++++

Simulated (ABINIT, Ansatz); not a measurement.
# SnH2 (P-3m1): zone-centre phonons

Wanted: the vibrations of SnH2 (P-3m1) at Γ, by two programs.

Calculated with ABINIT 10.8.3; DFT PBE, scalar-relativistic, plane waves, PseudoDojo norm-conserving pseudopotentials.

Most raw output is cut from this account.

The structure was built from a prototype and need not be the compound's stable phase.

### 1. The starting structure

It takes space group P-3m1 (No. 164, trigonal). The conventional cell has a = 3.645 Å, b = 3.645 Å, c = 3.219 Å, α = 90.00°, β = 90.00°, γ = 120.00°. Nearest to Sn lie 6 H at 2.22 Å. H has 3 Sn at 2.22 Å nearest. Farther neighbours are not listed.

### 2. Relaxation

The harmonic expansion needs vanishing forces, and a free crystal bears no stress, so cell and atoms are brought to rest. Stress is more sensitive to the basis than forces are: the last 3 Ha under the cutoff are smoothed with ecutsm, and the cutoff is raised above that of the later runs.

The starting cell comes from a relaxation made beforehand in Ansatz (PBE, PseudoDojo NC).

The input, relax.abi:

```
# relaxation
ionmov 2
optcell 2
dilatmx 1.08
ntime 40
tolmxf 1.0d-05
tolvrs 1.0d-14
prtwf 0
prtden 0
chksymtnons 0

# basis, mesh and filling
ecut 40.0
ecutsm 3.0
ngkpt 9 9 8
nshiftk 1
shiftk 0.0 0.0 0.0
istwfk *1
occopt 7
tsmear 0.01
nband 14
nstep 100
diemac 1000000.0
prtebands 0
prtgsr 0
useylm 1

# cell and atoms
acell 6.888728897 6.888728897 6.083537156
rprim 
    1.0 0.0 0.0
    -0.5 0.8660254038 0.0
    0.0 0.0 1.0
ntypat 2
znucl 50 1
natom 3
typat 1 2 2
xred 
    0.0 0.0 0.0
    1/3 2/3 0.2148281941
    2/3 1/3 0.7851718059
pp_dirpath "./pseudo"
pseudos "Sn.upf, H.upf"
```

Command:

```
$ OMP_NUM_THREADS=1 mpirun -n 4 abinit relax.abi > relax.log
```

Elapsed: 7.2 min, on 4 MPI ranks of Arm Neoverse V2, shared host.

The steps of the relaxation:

++++

#### Work request:
Each line from the first line of the listing through the line containing "Elapsed: 7.2 min, on" must be set down exactly; no other line belongs in the answer.

#### Answer space:
Simulated (ABINIT, Ansatz); not a measurement.
# SnH2 (P-3m1): zone-centre phonons

Wanted: the vibrations of SnH2 (P-3m1) at Γ, by two programs.

Calculated with ABINIT 10.8.3; DFT PBE, scalar-relativistic, plane waves, PseudoDojo norm-conserving pseudopotentials.

Most raw output is cut from this account.

The structure was built from a prototype and need not be the compound's stable phase.

### 1. The starting structure

It takes space group P-3m1 (No. 164, trigonal). The conventional cell has a = 3.645 Å, b = 3.645 Å, c = 3.219 Å, α = 90.00°, β = 90.00°, γ = 120.00°. Nearest to Sn lie 6 H at 2.22 Å. H has 3 Sn at 2.22 Å nearest. Farther neighbours are not listed.

### 2. Relaxation

The harmonic expansion needs vanishing forces, and a free crystal bears no stress, so cell and atoms are brought to rest. Stress is more sensitive to the basis than forces are: the last 3 Ha under the cutoff are smoothed with ecutsm, and the cutoff is raised above that of the later runs.

The starting cell comes from a relaxation made beforehand in Ansatz (PBE, PseudoDojo NC).

The input, relax.abi:

```
# relaxation
ionmov 2
optcell 2
dilatmx 1.08
ntime 40
tolmxf 1.0d-05
tolvrs 1.0d-14
prtwf 0
prtden 0
chksymtnons 0

# basis, mesh and filling
ecut 40.0
ecutsm 3.0
ngkpt 9 9 8
nshiftk 1
shiftk 0.0 0.0 0.0
istwfk *1
occopt 7
tsmear 0.01
nband 14
nstep 100
diemac 1000000.0
prtebands 0
prtgsr 0
useylm 1

# cell and atoms
acell 6.888728897 6.888728897 6.083537156
rprim 
    1.0 0.0 0.0
    -0.5 0.8660254038 0.0
    0.0 0.0 1.0
ntypat 2
znucl 50 1
natom 3
typat 1 2 2
xred 
    0.0 0.0 0.0
    1/3 2/3 0.2148281941
    2/3 1/3 0.7851718059
pp_dirpath "./pseudo"
pseudos "Sn.upf, H.upf"
```

Command:

```
$ OMP_NUM_THREADS=1 mpirun -n 4 abinit relax.abi > relax.log
```

Elapsed: 7.2 min, on 4 MPI ranks of Arm Neoverse V2, shared host.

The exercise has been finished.